*Information supplied*:
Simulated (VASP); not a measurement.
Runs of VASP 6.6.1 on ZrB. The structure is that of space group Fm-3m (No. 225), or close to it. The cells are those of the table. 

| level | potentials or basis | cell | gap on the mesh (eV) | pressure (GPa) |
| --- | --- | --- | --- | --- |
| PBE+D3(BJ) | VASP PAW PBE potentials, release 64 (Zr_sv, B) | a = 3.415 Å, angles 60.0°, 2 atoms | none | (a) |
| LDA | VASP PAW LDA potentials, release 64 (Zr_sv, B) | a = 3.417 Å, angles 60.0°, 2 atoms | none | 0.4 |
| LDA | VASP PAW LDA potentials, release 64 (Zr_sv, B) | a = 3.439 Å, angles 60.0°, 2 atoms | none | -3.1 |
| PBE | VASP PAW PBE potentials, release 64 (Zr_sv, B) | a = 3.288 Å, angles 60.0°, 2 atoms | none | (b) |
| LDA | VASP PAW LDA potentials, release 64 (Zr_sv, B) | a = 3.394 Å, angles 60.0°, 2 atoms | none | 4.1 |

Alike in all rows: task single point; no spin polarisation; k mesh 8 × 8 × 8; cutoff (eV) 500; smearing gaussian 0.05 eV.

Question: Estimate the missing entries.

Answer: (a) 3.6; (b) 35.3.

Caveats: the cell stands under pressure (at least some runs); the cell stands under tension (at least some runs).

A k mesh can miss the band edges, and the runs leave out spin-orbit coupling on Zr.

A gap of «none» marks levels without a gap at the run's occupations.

*Work task*: Look above for the line with "pressure (GPa) |" and the line with "Answer: (a) 3.6; (b) 35.3.", and reproduce exactly those two lines plus every line between, nothing more.

*Task answer*:
| level | potentials or basis | cell | gap on the mesh (eV) | pressure (GPa) |
| --- | --- | --- | --- | --- |
| PBE+D3(BJ) | VASP PAW PBE potentials, release 64 (Zr_sv, B) | a = 3.415 Å, angles 60.0°, 2 atoms | none | (a) |
| LDA | VASP PAW LDA potentials, release 64 (Zr_sv, B) | a = 3.417 Å, angles 60.0°, 2 atoms | none | 0.4 |
| LDA | VASP PAW LDA potentials, release 64 (Zr_sv, B) | a = 3.439 Å, angles 60.0°, 2 atoms | none | -3.1 |
| PBE | VASP PAW PBE potentials, release 64 (Zr_sv, B) | a = 3.288 Å, angles 60.0°, 2 atoms | none | (b) |
| LDA | VASP PAW LDA potentials, release 64 (Zr_sv, B) | a = 3.394 Å, angles 60.0°, 2 atoms | none | 4.1 |

Alike in all rows: task single point; no spin polarisation; k mesh 8 × 8 × 8; cutoff (eV) 500; smearing gaussian 0.05 eV.

Question: Estimate the missing entries.

Answer: (a) 3.6; (b) 35.3.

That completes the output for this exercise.